**Brief:** What do the lines from the top of the data through the line with "# Strain and the gap of NaCl (rocksalt)" say? Quote them exactly and include both ends.

───── Listed records
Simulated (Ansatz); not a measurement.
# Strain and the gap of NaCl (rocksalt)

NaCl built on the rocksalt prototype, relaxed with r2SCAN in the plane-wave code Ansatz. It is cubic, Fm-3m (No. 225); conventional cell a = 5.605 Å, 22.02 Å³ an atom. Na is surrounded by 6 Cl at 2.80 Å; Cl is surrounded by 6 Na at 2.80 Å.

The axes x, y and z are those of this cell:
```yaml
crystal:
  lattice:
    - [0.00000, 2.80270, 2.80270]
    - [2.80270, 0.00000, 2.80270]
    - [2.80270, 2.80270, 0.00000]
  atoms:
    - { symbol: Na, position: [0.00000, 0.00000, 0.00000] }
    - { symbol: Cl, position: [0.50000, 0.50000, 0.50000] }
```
──────────

**Answer section:**
Simulated (Ansatz); not a measurement.
# Strain and the gap of NaCl (rocksalt)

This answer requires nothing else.